- MATERIAL SUPPLIED -

=== Section Start ===

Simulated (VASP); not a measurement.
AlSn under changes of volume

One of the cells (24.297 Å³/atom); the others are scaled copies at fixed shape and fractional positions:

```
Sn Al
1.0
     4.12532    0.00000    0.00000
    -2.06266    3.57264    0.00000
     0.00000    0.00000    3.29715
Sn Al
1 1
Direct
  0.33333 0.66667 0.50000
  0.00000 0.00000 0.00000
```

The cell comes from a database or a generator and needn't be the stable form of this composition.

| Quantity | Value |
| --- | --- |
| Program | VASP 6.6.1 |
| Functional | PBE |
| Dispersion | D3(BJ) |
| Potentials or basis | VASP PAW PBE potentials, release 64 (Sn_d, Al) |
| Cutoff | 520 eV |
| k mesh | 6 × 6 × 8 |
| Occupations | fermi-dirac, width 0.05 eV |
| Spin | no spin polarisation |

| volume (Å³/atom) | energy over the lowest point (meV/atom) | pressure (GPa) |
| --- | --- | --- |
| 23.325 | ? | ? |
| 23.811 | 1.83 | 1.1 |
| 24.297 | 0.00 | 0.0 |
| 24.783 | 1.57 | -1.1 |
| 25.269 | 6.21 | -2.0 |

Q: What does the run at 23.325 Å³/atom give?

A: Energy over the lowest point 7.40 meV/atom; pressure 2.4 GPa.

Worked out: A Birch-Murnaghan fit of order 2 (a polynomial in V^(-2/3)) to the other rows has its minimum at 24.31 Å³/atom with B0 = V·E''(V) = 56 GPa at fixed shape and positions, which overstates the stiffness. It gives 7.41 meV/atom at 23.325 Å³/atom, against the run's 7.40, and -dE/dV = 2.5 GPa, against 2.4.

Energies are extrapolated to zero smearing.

=== Section End ===

- WORK REQUEST -
Reproduce verbatim only this range: the first line of the material through the line that contains "Worked out: A", inclusive.

- PROBLEM SOLUTION -
Simulated (VASP); not a measurement.
AlSn under changes of volume

One of the cells (24.297 Å³/atom); the others are scaled copies at fixed shape and fractional positions:

```
Sn Al
1.0
     4.12532    0.00000    0.00000
    -2.06266    3.57264    0.00000
     0.00000    0.00000    3.29715
Sn Al
1 1
Direct
  0.33333 0.66667 0.50000
  0.00000 0.00000 0.00000
```

The cell comes from a database or a generator and needn't be the stable form of this composition.

| Quantity | Value |
| --- | --- |
| Program | VASP 6.6.1 |
| Functional | PBE |
| Dispersion | D3(BJ) |
| Potentials or basis | VASP PAW PBE potentials, release 64 (Sn_d, Al) |
| Cutoff | 520 eV |
| k mesh | 6 × 6 × 8 |
| Occupations | fermi-dirac, width 0.05 eV |
| Spin | no spin polarisation |

| volume (Å³/atom) | energy over the lowest point (meV/atom) | pressure (GPa) |
| --- | --- | --- |
| 23.325 | ? | ? |
| 23.811 | 1.83 | 1.1 |
| 24.297 | 0.00 | 0.0 |
| 24.783 | 1.57 | -1.1 |
| 25.269 | 6.21 | -2.0 |

Q: What does the run at 23.325 Å³/atom give?

A: Energy over the lowest point 7.40 meV/atom; pressure 2.4 GPa.

Worked out: A Birch-Murnaghan fit of order 2 (a polynomial in V^(-2/3)) to the other rows has its minimum at 24.31 Å³/atom with B0 = V·E''(V) = 56 GPa at fixed shape and positions, which overstates the stiffness. It gives 7.41 meV/atom at 23.325 Å³/atom, against the run's 7.40, and -dE/dV = 2.5 GPa, against 2.4.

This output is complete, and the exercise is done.